● **TASK ITEM**: Return, word for word, only the lines of the data below that lie between the line with "Aim: the single point of ZnCu with PBE." and the line with "the first run**", those two lines included.

STORED DATA below:

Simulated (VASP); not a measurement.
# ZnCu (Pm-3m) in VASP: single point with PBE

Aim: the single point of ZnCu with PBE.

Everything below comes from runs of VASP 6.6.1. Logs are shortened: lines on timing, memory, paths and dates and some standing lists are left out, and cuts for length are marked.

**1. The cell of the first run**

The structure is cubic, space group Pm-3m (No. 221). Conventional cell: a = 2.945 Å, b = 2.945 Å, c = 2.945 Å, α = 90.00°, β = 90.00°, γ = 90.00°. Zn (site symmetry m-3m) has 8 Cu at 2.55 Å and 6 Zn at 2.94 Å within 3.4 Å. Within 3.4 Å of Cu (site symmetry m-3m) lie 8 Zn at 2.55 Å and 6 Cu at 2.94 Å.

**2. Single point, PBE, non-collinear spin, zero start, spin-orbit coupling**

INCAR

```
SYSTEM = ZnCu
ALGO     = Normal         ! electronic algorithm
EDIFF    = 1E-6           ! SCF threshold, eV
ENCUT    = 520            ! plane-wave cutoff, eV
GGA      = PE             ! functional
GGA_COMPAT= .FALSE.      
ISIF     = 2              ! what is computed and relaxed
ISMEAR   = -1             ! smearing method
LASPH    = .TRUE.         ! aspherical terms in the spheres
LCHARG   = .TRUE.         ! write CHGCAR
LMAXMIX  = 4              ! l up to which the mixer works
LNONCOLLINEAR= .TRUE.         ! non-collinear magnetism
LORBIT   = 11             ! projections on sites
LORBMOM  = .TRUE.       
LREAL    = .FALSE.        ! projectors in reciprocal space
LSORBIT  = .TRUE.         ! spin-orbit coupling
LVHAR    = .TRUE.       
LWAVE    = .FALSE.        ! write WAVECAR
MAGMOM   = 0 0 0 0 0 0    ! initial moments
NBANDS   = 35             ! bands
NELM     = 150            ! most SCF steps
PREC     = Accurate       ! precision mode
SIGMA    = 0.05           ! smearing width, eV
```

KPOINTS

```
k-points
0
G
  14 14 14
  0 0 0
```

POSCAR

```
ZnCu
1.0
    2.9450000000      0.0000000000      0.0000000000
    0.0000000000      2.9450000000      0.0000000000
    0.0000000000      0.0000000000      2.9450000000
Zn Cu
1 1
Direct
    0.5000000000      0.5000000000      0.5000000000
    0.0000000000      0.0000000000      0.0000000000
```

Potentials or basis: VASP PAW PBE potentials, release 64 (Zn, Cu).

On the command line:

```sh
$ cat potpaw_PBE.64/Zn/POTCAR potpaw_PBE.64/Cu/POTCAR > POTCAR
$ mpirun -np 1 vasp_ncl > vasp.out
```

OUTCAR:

End of STORED DATA.

● **RESULT**:
Aim: the single point of ZnCu with PBE.

Everything below comes from runs of VASP 6.6.1. Logs are shortened: lines on timing, memory, paths and dates and some standing lists are left out, and cuts for length are marked.

**1. The cell of the first run**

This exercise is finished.